--- Recorded data ---
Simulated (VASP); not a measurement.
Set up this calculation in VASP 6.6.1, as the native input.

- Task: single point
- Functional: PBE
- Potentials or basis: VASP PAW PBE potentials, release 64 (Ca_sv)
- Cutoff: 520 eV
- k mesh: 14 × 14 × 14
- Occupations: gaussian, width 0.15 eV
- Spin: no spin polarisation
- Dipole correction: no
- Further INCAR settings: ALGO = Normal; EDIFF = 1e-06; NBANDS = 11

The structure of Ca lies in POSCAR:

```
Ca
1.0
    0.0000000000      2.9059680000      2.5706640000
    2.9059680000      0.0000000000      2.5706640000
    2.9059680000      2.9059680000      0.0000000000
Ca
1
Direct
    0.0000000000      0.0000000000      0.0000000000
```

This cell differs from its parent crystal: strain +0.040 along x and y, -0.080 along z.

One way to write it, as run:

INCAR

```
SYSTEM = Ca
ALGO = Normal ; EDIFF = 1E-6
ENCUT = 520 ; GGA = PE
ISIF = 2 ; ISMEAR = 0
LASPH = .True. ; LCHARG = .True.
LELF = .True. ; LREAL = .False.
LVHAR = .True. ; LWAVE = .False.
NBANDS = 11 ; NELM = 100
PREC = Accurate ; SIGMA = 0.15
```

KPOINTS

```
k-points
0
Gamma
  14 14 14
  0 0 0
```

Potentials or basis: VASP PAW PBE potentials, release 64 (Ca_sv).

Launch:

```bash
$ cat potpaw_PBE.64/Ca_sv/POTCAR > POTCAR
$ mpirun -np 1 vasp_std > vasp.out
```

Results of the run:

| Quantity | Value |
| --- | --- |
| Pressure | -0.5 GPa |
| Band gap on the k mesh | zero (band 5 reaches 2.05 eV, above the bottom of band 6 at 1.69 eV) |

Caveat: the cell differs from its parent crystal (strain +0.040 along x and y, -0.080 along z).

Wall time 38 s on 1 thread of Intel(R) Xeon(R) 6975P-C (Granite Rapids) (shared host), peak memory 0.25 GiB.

--- Requirement ---
After locating the line with "- Occupations: gaussian, width 0.15 eV" in the material above, return it and each line after it exactly, ending at the line with "Caveat: the cell".

--- Expected answer ---
- Occupations: gaussian, width 0.15 eV
- Spin: no spin polarisation
- Dipole correction: no
- Further INCAR settings: ALGO = Normal; EDIFF = 1e-06; NBANDS = 11

The structure of Ca lies in POSCAR:

```
Ca
1.0
    0.0000000000      2.9059680000      2.5706640000
    2.9059680000      0.0000000000      2.5706640000
    2.9059680000      2.9059680000      0.0000000000
Ca
1
Direct
    0.0000000000      0.0000000000      0.0000000000
```

This cell differs from its parent crystal: strain +0.040 along x and y, -0.080 along z.

One way to write it, as run:

INCAR

```
SYSTEM = Ca
ALGO = Normal ; EDIFF = 1E-6
ENCUT = 520 ; GGA = PE
ISIF = 2 ; ISMEAR = 0
LASPH = .True. ; LCHARG = .True.
LELF = .True. ; LREAL = .False.
LVHAR = .True. ; LWAVE = .False.
NBANDS = 11 ; NELM = 100
PREC = Accurate ; SIGMA = 0.15
```

KPOINTS

```
k-points
0
Gamma
  14 14 14
  0 0 0
```

Potentials or basis: VASP PAW PBE potentials, release 64 (Ca_sv).

Launch:

```bash
$ cat potpaw_PBE.64/Ca_sv/POTCAR > POTCAR
$ mpirun -np 1 vasp_std > vasp.out
```

Results of the run:

| Quantity | Value |
| --- | --- |
| Pressure | -0.5 GPa |
| Band gap on the k mesh | zero (band 5 reaches 2.05 eV, above the bottom of band 6 at 1.69 eV) |

Caveat: the cell differs from its parent crystal (strain +0.040 along x and y, -0.080 along z).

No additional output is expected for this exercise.